» THE DATA:
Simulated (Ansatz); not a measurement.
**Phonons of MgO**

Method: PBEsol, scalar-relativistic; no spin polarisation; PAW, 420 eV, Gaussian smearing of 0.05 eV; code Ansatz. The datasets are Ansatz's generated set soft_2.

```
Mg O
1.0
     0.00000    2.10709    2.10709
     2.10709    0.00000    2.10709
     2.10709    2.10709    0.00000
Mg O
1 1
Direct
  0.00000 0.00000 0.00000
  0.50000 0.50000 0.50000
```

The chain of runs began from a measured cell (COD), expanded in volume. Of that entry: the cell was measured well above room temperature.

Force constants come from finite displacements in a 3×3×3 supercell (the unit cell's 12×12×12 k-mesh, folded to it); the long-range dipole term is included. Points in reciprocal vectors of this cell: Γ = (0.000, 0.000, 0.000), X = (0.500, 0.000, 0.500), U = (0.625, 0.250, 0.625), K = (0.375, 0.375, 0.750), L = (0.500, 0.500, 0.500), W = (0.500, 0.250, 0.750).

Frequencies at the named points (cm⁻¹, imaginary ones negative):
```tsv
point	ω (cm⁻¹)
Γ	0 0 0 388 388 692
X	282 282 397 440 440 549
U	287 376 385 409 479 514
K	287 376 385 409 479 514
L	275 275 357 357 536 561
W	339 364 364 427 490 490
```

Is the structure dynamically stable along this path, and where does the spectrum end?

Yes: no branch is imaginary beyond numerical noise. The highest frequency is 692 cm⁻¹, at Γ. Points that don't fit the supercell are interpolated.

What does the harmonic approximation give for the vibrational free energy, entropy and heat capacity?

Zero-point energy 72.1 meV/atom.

» ACTION ITEM: Retype every line of the data above exactly.

» ANSWER BOX:
Simulated (Ansatz); not a measurement.
**Phonons of MgO**

Method: PBEsol, scalar-relativistic; no spin polarisation; PAW, 420 eV, Gaussian smearing of 0.05 eV; code Ansatz. The datasets are Ansatz's generated set soft_2.

```
Mg O
1.0
     0.00000    2.10709    2.10709
     2.10709    0.00000    2.10709
     2.10709    2.10709    0.00000
Mg O
1 1
Direct
  0.00000 0.00000 0.00000
  0.50000 0.50000 0.50000
```

The chain of runs began from a measured cell (COD), expanded in volume. Of that entry: the cell was measured well above room temperature.

Force constants come from finite displacements in a 3×3×3 supercell (the unit cell's 12×12×12 k-mesh, folded to it); the long-range dipole term is included. Points in reciprocal vectors of this cell: Γ = (0.000, 0.000, 0.000), X = (0.500, 0.000, 0.500), U = (0.625, 0.250, 0.625), K = (0.375, 0.375, 0.750), L = (0.500, 0.500, 0.500), W = (0.500, 0.250, 0.750).

Frequencies at the named points (cm⁻¹, imaginary ones negative):
```tsv
point	ω (cm⁻¹)
Γ	0 0 0 388 388 692
X	282 282 397 440 440 549
U	287 376 385 409 479 514
K	287 376 385 409 479 514
L	275 275 357 357 536 561
W	339 364 364 427 490 490
```

Is the structure dynamically stable along this path, and where does the spectrum end?

Yes: no branch is imaginary beyond numerical noise. The highest frequency is 692 cm⁻¹, at Γ. Points that don't fit the supercell are interpolated.

What does the harmonic approximation give for the vibrational free energy, entropy and heat capacity?

Zero-point energy 72.1 meV/atom.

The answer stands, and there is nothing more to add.